Word for word, restate every line of the listing that follows.

───

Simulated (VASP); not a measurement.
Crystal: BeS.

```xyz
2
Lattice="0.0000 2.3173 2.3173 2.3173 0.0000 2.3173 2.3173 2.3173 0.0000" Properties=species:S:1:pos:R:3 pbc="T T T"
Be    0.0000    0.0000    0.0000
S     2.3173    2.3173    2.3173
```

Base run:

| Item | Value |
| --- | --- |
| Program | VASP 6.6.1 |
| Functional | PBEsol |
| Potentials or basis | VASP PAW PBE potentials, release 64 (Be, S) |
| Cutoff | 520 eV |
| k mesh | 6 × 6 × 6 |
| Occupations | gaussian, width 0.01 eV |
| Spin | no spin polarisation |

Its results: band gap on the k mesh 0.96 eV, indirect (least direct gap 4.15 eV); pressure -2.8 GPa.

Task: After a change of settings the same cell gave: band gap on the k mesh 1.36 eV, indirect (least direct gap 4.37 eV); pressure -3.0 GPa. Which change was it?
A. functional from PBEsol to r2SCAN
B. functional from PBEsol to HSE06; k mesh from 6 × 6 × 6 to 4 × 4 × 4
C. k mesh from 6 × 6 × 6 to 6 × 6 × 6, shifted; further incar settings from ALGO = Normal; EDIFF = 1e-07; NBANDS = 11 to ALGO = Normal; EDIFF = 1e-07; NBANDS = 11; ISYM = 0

───

### Answer space
Simulated (VASP); not a measurement.
Crystal: BeS.

```xyz
2
Lattice="0.0000 2.3173 2.3173 2.3173 0.0000 2.3173 2.3173 2.3173 0.0000" Properties=species:S:1:pos:R:3 pbc="T T T"
Be    0.0000    0.0000    0.0000
S     2.3173    2.3173    2.3173
```

Base run:

| Item | Value |
| --- | --- |
| Program | VASP 6.6.1 |
| Functional | PBEsol |
| Potentials or basis | VASP PAW PBE potentials, release 64 (Be, S) |
| Cutoff | 520 eV |
| k mesh | 6 × 6 × 6 |
| Occupations | gaussian, width 0.01 eV |
| Spin | no spin polarisation |

Its results: band gap on the k mesh 0.96 eV, indirect (least direct gap 4.15 eV); pressure -2.8 GPa.

Task: After a change of settings the same cell gave: band gap on the k mesh 1.36 eV, indirect (least direct gap 4.37 eV); pressure -3.0 GPa. Which change was it?
A. functional from PBEsol to r2SCAN
B. functional from PBEsol to HSE06; k mesh from 6 × 6 × 6 to 4 × 4 × 4
C. k mesh from 6 × 6 × 6 to 6 × 6 × 6, shifted; further incar settings from ALGO = Normal; EDIFF = 1e-07; NBANDS = 11 to ALGO = Normal; EDIFF = 1e-07; NBANDS = 11; ISYM = 0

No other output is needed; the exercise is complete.